* **Dataset content**:
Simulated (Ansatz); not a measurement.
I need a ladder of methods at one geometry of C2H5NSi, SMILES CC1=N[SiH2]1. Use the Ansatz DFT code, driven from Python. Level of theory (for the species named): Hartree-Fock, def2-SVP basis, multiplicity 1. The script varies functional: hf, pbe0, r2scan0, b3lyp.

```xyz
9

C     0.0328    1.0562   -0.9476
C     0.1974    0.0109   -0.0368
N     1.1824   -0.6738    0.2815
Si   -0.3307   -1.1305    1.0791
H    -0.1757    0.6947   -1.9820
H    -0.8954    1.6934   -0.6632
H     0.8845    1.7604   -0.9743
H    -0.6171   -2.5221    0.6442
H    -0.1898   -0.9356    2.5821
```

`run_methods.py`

* **Assigned task**: Reproduce the records above exactly, from the first line to the line that holds "I need a ladder", inclusive, and omit everything after it.

* **Solution**:
Simulated (Ansatz); not a measurement.
I need a ladder of methods at one geometry of C2H5NSi, SMILES CC1=N[SiH2]1. Use the Ansatz DFT code, driven from Python. Level of theory (for the species named): Hartree-Fock, def2-SVP basis, multiplicity 1. The script varies functional: hf, pbe0, r2scan0, b3lyp.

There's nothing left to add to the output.